* [Action item]
Reproduce, without any change, the span of lines from the opening of the records below to the line containing "Rates and lifetimes", inclusive.

* [Provided material]
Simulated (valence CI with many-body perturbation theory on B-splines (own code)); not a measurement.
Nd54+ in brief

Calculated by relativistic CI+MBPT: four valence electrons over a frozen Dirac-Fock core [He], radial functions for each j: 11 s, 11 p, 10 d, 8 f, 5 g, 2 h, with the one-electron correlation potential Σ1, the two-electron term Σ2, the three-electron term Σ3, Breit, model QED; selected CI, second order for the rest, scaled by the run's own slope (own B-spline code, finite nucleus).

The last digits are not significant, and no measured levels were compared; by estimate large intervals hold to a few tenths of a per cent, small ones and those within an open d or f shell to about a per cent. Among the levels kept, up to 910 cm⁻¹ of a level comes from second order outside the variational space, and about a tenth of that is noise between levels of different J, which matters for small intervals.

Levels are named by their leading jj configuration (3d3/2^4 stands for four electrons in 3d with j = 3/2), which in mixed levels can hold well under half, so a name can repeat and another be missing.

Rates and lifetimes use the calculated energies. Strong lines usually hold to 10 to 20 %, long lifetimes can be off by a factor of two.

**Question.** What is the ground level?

* [Exercise response]
Simulated (valence CI with many-body perturbation theory on B-splines (own code)); not a measurement.
Nd54+ in brief

Calculated by relativistic CI+MBPT: four valence electrons over a frozen Dirac-Fock core [He], radial functions for each j: 11 s, 11 p, 10 d, 8 f, 5 g, 2 h, with the one-electron correlation potential Σ1, the two-electron term Σ2, the three-electron term Σ3, Breit, model QED; selected CI, second order for the rest, scaled by the run's own slope (own B-spline code, finite nucleus).

The last digits are not significant, and no measured levels were compared; by estimate large intervals hold to a few tenths of a per cent, small ones and those within an open d or f shell to about a per cent. Among the levels kept, up to 910 cm⁻¹ of a level comes from second order outside the variational space, and about a tenth of that is noise between levels of different J, which matters for small intervals.

Levels are named by their leading jj configuration (3d3/2^4 stands for four electrons in 3d with j = 3/2), which in mixed levels can hold well under half, so a name can repeat and another be missing.

Rates and lifetimes use the calculated energies. Strong lines usually hold to 10 to 20 %, long lifetimes can be off by a factor of two.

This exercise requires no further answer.